Required action - Every record that follows should be printed verbatim.

(Raw data begins)

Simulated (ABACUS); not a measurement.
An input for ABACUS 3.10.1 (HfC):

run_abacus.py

(Raw data ends)

Exercise response -
Simulated (ABACUS); not a measurement.
An input for ABACUS 3.10.1 (HfC):

run_abacus.py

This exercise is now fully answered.